> **ASSIGNED TASK**
Word for word, return the lines from the start of the entries below through the line that has "An all-electron density".

> **PROVIDED MATERIAL**
▼▼▼

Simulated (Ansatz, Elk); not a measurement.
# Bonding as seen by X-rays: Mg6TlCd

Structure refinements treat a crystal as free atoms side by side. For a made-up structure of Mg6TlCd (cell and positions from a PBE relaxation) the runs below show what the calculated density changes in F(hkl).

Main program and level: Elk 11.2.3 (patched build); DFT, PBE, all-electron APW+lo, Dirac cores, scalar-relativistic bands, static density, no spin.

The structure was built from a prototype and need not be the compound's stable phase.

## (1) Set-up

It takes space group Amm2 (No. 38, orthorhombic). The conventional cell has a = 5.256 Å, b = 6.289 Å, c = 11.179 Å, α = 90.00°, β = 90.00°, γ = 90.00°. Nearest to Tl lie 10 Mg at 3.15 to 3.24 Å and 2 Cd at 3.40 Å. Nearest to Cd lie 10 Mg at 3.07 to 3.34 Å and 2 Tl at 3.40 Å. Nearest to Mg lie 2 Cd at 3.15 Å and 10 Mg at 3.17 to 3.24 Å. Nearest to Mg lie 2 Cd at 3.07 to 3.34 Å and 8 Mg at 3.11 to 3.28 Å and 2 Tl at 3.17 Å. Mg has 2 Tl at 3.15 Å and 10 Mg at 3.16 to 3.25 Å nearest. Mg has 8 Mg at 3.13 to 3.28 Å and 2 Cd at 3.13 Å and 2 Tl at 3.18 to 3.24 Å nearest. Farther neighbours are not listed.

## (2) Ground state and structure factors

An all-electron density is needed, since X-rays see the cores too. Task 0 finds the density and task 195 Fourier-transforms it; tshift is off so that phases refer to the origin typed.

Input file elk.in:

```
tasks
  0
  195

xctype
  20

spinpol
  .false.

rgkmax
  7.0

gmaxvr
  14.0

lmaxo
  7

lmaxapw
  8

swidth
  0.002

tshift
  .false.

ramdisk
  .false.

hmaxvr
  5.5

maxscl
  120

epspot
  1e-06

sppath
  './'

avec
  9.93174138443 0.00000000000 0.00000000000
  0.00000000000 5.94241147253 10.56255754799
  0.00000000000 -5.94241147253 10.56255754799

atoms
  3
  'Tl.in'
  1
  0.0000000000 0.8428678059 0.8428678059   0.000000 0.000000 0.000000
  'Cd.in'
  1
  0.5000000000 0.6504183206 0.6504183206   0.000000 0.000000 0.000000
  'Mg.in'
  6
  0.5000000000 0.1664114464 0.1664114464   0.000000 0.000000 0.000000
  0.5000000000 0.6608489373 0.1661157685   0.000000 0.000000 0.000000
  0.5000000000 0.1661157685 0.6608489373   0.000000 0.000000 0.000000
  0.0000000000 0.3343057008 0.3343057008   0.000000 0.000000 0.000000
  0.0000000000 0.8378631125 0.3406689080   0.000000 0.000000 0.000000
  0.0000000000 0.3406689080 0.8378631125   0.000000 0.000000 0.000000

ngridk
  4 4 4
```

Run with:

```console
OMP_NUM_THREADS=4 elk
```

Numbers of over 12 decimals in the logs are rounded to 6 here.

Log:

▲▲▲

> **YOUR RESPONSE**
Simulated (Ansatz, Elk); not a measurement.
# Bonding as seen by X-rays: Mg6TlCd

Structure refinements treat a crystal as free atoms side by side. For a made-up structure of Mg6TlCd (cell and positions from a PBE relaxation) the runs below show what the calculated density changes in F(hkl).

Main program and level: Elk 11.2.3 (patched build); DFT, PBE, all-electron APW+lo, Dirac cores, scalar-relativistic bands, static density, no spin.

The structure was built from a prototype and need not be the compound's stable phase.

## (1) Set-up

It takes space group Amm2 (No. 38, orthorhombic). The conventional cell has a = 5.256 Å, b = 6.289 Å, c = 11.179 Å, α = 90.00°, β = 90.00°, γ = 90.00°. Nearest to Tl lie 10 Mg at 3.15 to 3.24 Å and 2 Cd at 3.40 Å. Nearest to Cd lie 10 Mg at 3.07 to 3.34 Å and 2 Tl at 3.40 Å. Nearest to Mg lie 2 Cd at 3.15 Å and 10 Mg at 3.17 to 3.24 Å. Nearest to Mg lie 2 Cd at 3.07 to 3.34 Å and 8 Mg at 3.11 to 3.28 Å and 2 Tl at 3.17 Å. Mg has 2 Tl at 3.15 Å and 10 Mg at 3.16 to 3.25 Å nearest. Mg has 8 Mg at 3.13 to 3.28 Å and 2 Cd at 3.13 Å and 2 Tl at 3.18 to 3.24 Å nearest. Farther neighbours are not listed.

## (2) Ground state and structure factors

An all-electron density is needed, since X-rays see the cores too. Task 0 finds the density and task 195 Fourier-transforms it; tshift is off so that phases refer to the origin typed.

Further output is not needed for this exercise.